*TASK ITEM*: Quote exactly, and only, the lines of the material below from the line with "Task: Which two" through the line with "Result: No bond is made or broken.".

*EXTRACTED ENTRIES*:
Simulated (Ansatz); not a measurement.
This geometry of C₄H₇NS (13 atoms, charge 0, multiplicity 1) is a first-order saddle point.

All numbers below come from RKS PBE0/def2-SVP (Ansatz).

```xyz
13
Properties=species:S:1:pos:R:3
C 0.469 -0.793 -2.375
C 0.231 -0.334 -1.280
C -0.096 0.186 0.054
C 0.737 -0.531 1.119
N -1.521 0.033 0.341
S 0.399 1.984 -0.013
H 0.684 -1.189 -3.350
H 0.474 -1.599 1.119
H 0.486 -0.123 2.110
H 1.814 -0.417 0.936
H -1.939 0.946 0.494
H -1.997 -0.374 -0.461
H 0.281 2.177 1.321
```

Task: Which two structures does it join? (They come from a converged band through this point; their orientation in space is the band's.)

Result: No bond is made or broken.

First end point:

*RESPONSE BOX*:
Task: Which two structures does it join? (They come from a converged band through this point; their orientation in space is the band's.)

Result: No bond is made or broken.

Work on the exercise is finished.